*** Block opens ***
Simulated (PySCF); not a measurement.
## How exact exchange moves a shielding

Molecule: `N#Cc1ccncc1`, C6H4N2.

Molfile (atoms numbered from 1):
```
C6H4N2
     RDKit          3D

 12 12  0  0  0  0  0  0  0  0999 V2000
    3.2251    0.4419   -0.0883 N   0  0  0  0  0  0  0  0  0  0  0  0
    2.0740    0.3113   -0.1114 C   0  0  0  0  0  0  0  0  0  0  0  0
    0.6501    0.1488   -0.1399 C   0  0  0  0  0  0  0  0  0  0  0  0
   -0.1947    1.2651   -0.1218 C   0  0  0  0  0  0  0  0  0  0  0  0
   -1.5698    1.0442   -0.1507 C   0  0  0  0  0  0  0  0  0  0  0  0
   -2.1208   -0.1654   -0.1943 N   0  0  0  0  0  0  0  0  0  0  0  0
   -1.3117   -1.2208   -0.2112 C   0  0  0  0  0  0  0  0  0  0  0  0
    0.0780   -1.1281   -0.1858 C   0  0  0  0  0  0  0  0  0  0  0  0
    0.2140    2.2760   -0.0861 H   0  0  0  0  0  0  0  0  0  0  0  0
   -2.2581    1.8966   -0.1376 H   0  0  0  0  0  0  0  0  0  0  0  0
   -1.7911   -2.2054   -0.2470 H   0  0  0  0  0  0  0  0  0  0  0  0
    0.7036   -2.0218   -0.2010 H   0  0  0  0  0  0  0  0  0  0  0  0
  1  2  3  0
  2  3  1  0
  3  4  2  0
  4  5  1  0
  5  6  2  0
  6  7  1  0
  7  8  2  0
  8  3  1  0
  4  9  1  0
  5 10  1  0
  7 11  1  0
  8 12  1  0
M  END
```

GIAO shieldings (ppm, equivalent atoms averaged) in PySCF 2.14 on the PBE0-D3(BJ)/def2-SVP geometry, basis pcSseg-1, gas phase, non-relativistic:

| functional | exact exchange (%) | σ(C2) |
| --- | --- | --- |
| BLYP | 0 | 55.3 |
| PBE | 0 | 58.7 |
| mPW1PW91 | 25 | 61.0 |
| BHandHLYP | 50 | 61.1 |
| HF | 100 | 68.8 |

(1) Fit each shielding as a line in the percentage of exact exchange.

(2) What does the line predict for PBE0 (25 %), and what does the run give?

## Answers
*** Block closes ***

— Work order —
Output each line exactly, from the first line of the data down to the line that contains "(2) What does", both included.

— Answer area —
Simulated (PySCF); not a measurement.
## How exact exchange moves a shielding

Molecule: `N#Cc1ccncc1`, C6H4N2.

Molfile (atoms numbered from 1):
```
C6H4N2
     RDKit          3D

 12 12  0  0  0  0  0  0  0  0999 V2000
    3.2251    0.4419   -0.0883 N   0  0  0  0  0  0  0  0  0  0  0  0
    2.0740    0.3113   -0.1114 C   0  0  0  0  0  0  0  0  0  0  0  0
    0.6501    0.1488   -0.1399 C   0  0  0  0  0  0  0  0  0  0  0  0
   -0.1947    1.2651   -0.1218 C   0  0  0  0  0  0  0  0  0  0  0  0
   -1.5698    1.0442   -0.1507 C   0  0  0  0  0  0  0  0  0  0  0  0
   -2.1208   -0.1654   -0.1943 N   0  0  0  0  0  0  0  0  0  0  0  0
   -1.3117   -1.2208   -0.2112 C   0  0  0  0  0  0  0  0  0  0  0  0
    0.0780   -1.1281   -0.1858 C   0  0  0  0  0  0  0  0  0  0  0  0
    0.2140    2.2760   -0.0861 H   0  0  0  0  0  0  0  0  0  0  0  0
   -2.2581    1.8966   -0.1376 H   0  0  0  0  0  0  0  0  0  0  0  0
   -1.7911   -2.2054   -0.2470 H   0  0  0  0  0  0  0  0  0  0  0  0
    0.7036   -2.0218   -0.2010 H   0  0  0  0  0  0  0  0  0  0  0  0
  1  2  3  0
  2  3  1  0
  3  4  2  0
  4  5  1  0
  5  6  2  0
  6  7  1  0
  7  8  2  0
  8  3  1  0
  4  9  1  0
  5 10  1  0
  7 11  1  0
  8 12  1  0
M  END
```

GIAO shieldings (ppm, equivalent atoms averaged) in PySCF 2.14 on the PBE0-D3(BJ)/def2-SVP geometry, basis pcSseg-1, gas phase, non-relativistic:

| functional | exact exchange (%) | σ(C2) |
| --- | --- | --- |
| BLYP | 0 | 55.3 |
| PBE | 0 | 58.7 |
| mPW1PW91 | 25 | 61.0 |
| BHandHLYP | 50 | 61.1 |
| HF | 100 | 68.8 |

(1) Fit each shielding as a line in the percentage of exact exchange.

(2) What does the line predict for PBE0 (25 %), and what does the run give?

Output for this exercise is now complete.